* _WORK ITEM_
Beginning with the first line of the entries below, quote each line until you reach and include the line with "-0.421 | -0.421 |".

● ● ●

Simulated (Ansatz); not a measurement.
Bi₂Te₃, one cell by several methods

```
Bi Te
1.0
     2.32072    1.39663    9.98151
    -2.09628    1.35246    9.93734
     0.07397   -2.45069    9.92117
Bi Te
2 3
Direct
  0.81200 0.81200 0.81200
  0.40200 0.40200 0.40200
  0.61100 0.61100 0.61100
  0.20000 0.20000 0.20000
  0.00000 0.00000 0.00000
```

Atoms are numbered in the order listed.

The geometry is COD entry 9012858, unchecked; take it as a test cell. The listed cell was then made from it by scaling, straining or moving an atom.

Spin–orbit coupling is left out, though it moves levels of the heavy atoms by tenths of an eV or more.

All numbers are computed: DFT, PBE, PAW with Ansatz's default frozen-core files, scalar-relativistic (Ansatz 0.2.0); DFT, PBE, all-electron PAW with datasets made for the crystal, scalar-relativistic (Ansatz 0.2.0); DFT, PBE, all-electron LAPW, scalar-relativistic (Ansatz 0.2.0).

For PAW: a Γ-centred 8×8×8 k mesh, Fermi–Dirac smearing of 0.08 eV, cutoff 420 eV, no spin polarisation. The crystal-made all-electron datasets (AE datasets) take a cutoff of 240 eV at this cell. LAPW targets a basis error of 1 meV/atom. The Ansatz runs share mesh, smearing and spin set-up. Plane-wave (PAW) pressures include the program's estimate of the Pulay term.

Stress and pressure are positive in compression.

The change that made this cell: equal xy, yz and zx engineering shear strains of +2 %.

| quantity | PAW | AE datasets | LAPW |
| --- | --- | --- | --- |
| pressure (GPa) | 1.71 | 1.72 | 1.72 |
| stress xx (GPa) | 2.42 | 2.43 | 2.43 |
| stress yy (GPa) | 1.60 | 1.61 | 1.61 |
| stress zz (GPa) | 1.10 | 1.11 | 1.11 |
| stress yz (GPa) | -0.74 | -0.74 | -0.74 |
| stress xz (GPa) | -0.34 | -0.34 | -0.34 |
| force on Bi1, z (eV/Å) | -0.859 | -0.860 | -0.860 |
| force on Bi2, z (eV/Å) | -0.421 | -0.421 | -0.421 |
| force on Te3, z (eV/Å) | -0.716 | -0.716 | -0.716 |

● ● ●

* _REPLY_
Simulated (Ansatz); not a measurement.
Bi₂Te₃, one cell by several methods

```
Bi Te
1.0
     2.32072    1.39663    9.98151
    -2.09628    1.35246    9.93734
     0.07397   -2.45069    9.92117
Bi Te
2 3
Direct
  0.81200 0.81200 0.81200
  0.40200 0.40200 0.40200
  0.61100 0.61100 0.61100
  0.20000 0.20000 0.20000
  0.00000 0.00000 0.00000
```

Atoms are numbered in the order listed.

The geometry is COD entry 9012858, unchecked; take it as a test cell. The listed cell was then made from it by scaling, straining or moving an atom.

Spin–orbit coupling is left out, though it moves levels of the heavy atoms by tenths of an eV or more.

All numbers are computed: DFT, PBE, PAW with Ansatz's default frozen-core files, scalar-relativistic (Ansatz 0.2.0); DFT, PBE, all-electron PAW with datasets made for the crystal, scalar-relativistic (Ansatz 0.2.0); DFT, PBE, all-electron LAPW, scalar-relativistic (Ansatz 0.2.0).

For PAW: a Γ-centred 8×8×8 k mesh, Fermi–Dirac smearing of 0.08 eV, cutoff 420 eV, no spin polarisation. The crystal-made all-electron datasets (AE datasets) take a cutoff of 240 eV at this cell. LAPW targets a basis error of 1 meV/atom. The Ansatz runs share mesh, smearing and spin set-up. Plane-wave (PAW) pressures include the program's estimate of the Pulay term.

Stress and pressure are positive in compression.

The change that made this cell: equal xy, yz and zx engineering shear strains of +2 %.

| quantity | PAW | AE datasets | LAPW |
| --- | --- | --- | --- |
| pressure (GPa) | 1.71 | 1.72 | 1.72 |
| stress xx (GPa) | 2.42 | 2.43 | 2.43 |
| stress yy (GPa) | 1.60 | 1.61 | 1.61 |
| stress zz (GPa) | 1.10 | 1.11 | 1.11 |
| stress yz (GPa) | -0.74 | -0.74 | -0.74 |
| stress xz (GPa) | -0.34 | -0.34 | -0.34 |
| force on Bi1, z (eV/Å) | -0.859 | -0.860 | -0.860 |
| force on Bi2, z (eV/Å) | -0.421 | -0.421 | -0.421 |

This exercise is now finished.